* **GIVEN ENTRIES**:
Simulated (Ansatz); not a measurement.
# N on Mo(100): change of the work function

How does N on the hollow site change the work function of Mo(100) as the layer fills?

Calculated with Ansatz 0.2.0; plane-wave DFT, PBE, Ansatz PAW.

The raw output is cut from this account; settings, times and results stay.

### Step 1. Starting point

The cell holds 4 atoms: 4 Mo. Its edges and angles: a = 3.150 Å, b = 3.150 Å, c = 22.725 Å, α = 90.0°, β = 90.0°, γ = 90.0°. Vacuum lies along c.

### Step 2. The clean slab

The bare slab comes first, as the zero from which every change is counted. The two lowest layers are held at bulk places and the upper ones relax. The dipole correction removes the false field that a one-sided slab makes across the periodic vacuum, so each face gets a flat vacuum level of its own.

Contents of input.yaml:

* **WORK INSTRUCTION**: Go through the records above and copy each one exactly.

* **ANSWER BOX**:
Simulated (Ansatz); not a measurement.
# N on Mo(100): change of the work function

How does N on the hollow site change the work function of Mo(100) as the layer fills?

Calculated with Ansatz 0.2.0; plane-wave DFT, PBE, Ansatz PAW.

The raw output is cut from this account; settings, times and results stay.

### Step 1. Starting point

The cell holds 4 atoms: 4 Mo. Its edges and angles: a = 3.150 Å, b = 3.150 Å, c = 22.725 Å, α = 90.0°, β = 90.0°, γ = 90.0°. Vacuum lies along c.

### Step 2. The clean slab

The bare slab comes first, as the zero from which every change is counted. The two lowest layers are held at bulk places and the upper ones relax. The dipole correction removes the false field that a one-sided slab makes across the periodic vacuum, so each face gets a flat vacuum level of its own.

Contents of input.yaml:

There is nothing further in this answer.